····················

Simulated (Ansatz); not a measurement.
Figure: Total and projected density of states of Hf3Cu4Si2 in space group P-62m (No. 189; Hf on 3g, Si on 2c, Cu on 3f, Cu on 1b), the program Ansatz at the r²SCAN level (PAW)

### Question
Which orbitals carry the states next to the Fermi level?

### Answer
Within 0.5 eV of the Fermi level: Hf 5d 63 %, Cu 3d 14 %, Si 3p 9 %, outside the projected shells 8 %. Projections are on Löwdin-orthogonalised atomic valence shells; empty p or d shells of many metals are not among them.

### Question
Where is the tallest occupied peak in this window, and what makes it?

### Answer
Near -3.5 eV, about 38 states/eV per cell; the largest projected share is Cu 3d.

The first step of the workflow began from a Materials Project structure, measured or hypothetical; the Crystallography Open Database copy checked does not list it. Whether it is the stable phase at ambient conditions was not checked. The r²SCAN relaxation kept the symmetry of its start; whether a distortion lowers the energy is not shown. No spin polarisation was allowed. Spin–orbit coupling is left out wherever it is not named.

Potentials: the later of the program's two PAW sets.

····················

## Work task
Retype the records above, but only those lines that fall between the line containing "Figure: Total and" and the line containing "Near -3.5 eV, about", with both of those lines included, exactly as written.

## Task response
Figure: Total and projected density of states of Hf3Cu4Si2 in space group P-62m (No. 189; Hf on 3g, Si on 2c, Cu on 3f, Cu on 1b), the program Ansatz at the r²SCAN level (PAW)

### Question
Which orbitals carry the states next to the Fermi level?

### Answer
Within 0.5 eV of the Fermi level: Hf 5d 63 %, Cu 3d 14 %, Si 3p 9 %, outside the projected shells 8 %. Projections are on Löwdin-orthogonalised atomic valence shells; empty p or d shells of many metals are not among them.

### Question
Where is the tallest occupied peak in this window, and what makes it?

### Answer
Near -3.5 eV, about 38 states/eV per cell; the largest projected share is Cu 3d.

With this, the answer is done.